# Records shown
[Start of section]

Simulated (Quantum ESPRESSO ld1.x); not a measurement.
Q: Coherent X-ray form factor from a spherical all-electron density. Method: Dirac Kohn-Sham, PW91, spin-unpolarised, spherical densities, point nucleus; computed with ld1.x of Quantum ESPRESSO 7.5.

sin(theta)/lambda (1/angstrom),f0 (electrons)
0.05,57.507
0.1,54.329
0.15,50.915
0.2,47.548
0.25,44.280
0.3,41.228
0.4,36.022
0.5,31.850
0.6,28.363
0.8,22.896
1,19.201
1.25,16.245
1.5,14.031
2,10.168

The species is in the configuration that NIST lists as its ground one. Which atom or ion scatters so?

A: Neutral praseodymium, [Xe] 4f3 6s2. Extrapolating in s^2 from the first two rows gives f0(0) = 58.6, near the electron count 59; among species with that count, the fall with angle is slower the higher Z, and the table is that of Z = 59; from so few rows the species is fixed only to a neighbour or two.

[End of section]

# Work request
Each line from the start of the listing above through the line containing "The species is in" must be reproduced exactly. Leave out the rest.

# Task solution
Simulated (Quantum ESPRESSO ld1.x); not a measurement.
Q: Coherent X-ray form factor from a spherical all-electron density. Method: Dirac Kohn-Sham, PW91, spin-unpolarised, spherical densities, point nucleus; computed with ld1.x of Quantum ESPRESSO 7.5.

sin(theta)/lambda (1/angstrom),f0 (electrons)
0.05,57.507
0.1,54.329
0.15,50.915
0.2,47.548
0.25,44.280
0.3,41.228
0.4,36.022
0.5,31.850
0.6,28.363
0.8,22.896
1,19.201
1.25,16.245
1.5,14.031
2,10.168

The species is in the configuration that NIST lists as its ground one. Which atom or ion scatters so?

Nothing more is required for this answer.